__Action item__
Stop after the line containing "Caveat: the relaxation"; retype every line of the data before it exactly, starting from the first.

__Given entries__
=== Section Start ===
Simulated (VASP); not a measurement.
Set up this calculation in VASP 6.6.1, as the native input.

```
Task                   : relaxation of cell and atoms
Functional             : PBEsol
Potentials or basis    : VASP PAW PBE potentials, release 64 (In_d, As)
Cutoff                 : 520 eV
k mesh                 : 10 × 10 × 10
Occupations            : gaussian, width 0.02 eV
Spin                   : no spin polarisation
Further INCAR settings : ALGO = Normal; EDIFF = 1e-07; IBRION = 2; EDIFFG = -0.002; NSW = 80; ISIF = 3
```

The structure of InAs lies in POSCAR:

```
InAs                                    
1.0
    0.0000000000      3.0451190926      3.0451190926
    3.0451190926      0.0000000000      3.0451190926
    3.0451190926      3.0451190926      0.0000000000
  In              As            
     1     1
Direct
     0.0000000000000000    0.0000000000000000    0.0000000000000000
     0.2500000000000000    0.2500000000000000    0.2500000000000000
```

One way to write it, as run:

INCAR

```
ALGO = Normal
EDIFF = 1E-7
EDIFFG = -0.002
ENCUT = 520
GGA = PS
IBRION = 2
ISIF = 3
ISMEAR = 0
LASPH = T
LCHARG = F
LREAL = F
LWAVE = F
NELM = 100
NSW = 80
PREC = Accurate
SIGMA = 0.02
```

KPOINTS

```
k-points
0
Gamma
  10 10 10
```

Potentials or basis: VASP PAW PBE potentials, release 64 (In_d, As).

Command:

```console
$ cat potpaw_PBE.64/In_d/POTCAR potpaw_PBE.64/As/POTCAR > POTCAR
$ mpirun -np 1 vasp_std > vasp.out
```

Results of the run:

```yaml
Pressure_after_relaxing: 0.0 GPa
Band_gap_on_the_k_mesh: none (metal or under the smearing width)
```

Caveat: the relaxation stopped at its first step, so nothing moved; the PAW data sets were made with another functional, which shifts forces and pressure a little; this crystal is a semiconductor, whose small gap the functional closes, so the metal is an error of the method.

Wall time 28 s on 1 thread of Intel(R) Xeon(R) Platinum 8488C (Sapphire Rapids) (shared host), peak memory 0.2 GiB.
=== Section End ===

__Response box__
Simulated (VASP); not a measurement.
Set up this calculation in VASP 6.6.1, as the native input.

```
Task                   : relaxation of cell and atoms
Functional             : PBEsol
Potentials or basis    : VASP PAW PBE potentials, release 64 (In_d, As)
Cutoff                 : 520 eV
k mesh                 : 10 × 10 × 10
Occupations            : gaussian, width 0.02 eV
Spin                   : no spin polarisation
Further INCAR settings : ALGO = Normal; EDIFF = 1e-07; IBRION = 2; EDIFFG = -0.002; NSW = 80; ISIF = 3
```

The structure of InAs lies in POSCAR:

```
InAs                                    
1.0
    0.0000000000      3.0451190926      3.0451190926
    3.0451190926      0.0000000000      3.0451190926
    3.0451190926      3.0451190926      0.0000000000
  In              As            
     1     1
Direct
     0.0000000000000000    0.0000000000000000    0.0000000000000000
     0.2500000000000000    0.2500000000000000    0.2500000000000000
```

One way to write it, as run:

INCAR

```
ALGO = Normal
EDIFF = 1E-7
EDIFFG = -0.002
ENCUT = 520
GGA = PS
IBRION = 2
ISIF = 3
ISMEAR = 0
LASPH = T
LCHARG = F
LREAL = F
LWAVE = F
NELM = 100
NSW = 80
PREC = Accurate
SIGMA = 0.02
```

KPOINTS

```
k-points
0
Gamma
  10 10 10
```

Potentials or basis: VASP PAW PBE potentials, release 64 (In_d, As).

Command:

```console
$ cat potpaw_PBE.64/In_d/POTCAR potpaw_PBE.64/As/POTCAR > POTCAR
$ mpirun -np 1 vasp_std > vasp.out
```

Results of the run:

```yaml
Pressure_after_relaxing: 0.0 GPa
Band_gap_on_the_k_mesh: none (metal or under the smearing width)
```

Caveat: the relaxation stopped at its first step, so nothing moved; the PAW data sets were made with another functional, which shifts forces and pressure a little; this crystal is a semiconductor, whose small gap the functional closes, so the metal is an error of the method.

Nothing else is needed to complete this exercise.